> Recorded data
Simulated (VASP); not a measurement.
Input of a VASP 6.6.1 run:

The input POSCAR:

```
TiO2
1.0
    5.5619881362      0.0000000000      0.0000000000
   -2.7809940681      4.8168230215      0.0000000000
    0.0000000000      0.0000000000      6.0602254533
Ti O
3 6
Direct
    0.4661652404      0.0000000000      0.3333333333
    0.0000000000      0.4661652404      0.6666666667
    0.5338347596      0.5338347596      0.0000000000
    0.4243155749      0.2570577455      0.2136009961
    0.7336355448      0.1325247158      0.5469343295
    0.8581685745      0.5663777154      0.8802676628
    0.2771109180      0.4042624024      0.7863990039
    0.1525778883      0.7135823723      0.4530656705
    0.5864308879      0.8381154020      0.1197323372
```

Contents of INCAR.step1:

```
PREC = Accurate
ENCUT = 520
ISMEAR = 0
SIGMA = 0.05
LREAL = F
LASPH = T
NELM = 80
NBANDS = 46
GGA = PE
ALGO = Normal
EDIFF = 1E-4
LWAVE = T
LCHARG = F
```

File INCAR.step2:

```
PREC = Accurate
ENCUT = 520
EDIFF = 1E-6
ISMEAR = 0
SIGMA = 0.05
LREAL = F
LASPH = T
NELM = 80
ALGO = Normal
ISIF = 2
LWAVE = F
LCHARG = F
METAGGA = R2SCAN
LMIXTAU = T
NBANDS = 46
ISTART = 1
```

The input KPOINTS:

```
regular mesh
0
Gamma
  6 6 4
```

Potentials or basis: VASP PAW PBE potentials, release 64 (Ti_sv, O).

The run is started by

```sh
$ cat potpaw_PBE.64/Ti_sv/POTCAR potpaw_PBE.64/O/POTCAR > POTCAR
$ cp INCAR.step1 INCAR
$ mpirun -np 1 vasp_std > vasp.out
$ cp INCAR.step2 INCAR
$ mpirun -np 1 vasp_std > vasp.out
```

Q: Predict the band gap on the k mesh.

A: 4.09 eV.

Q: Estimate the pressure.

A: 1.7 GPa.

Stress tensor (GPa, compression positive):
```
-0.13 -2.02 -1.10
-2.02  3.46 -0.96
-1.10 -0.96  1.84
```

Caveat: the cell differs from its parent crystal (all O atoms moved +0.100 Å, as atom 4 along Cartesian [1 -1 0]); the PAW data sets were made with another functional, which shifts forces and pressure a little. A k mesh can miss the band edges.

> Requirement
Reproduce word for word the lines of the records above, beginning at the first and ending with the line where "A: 1.7 GPa." appears, and nothing past it.

> Reply
Simulated (VASP); not a measurement.
Input of a VASP 6.6.1 run:

The input POSCAR:

```
TiO2
1.0
    5.5619881362      0.0000000000      0.0000000000
   -2.7809940681      4.8168230215      0.0000000000
    0.0000000000      0.0000000000      6.0602254533
Ti O
3 6
Direct
    0.4661652404      0.0000000000      0.3333333333
    0.0000000000      0.4661652404      0.6666666667
    0.5338347596      0.5338347596      0.0000000000
    0.4243155749      0.2570577455      0.2136009961
    0.7336355448      0.1325247158      0.5469343295
    0.8581685745      0.5663777154      0.8802676628
    0.2771109180      0.4042624024      0.7863990039
    0.1525778883      0.7135823723      0.4530656705
    0.5864308879      0.8381154020      0.1197323372
```

Contents of INCAR.step1:

```
PREC = Accurate
ENCUT = 520
ISMEAR = 0
SIGMA = 0.05
LREAL = F
LASPH = T
NELM = 80
NBANDS = 46
GGA = PE
ALGO = Normal
EDIFF = 1E-4
LWAVE = T
LCHARG = F
```

File INCAR.step2:

```
PREC = Accurate
ENCUT = 520
EDIFF = 1E-6
ISMEAR = 0
SIGMA = 0.05
LREAL = F
LASPH = T
NELM = 80
ALGO = Normal
ISIF = 2
LWAVE = F
LCHARG = F
METAGGA = R2SCAN
LMIXTAU = T
NBANDS = 46
ISTART = 1
```

The input KPOINTS:

```
regular mesh
0
Gamma
  6 6 4
```

Potentials or basis: VASP PAW PBE potentials, release 64 (Ti_sv, O).

The run is started by

```sh
$ cat potpaw_PBE.64/Ti_sv/POTCAR potpaw_PBE.64/O/POTCAR > POTCAR
$ cp INCAR.step1 INCAR
$ mpirun -np 1 vasp_std > vasp.out
$ cp INCAR.step2 INCAR
$ mpirun -np 1 vasp_std > vasp.out
```

Q: Predict the band gap on the k mesh.

A: 4.09 eV.

Q: Estimate the pressure.

A: 1.7 GPa.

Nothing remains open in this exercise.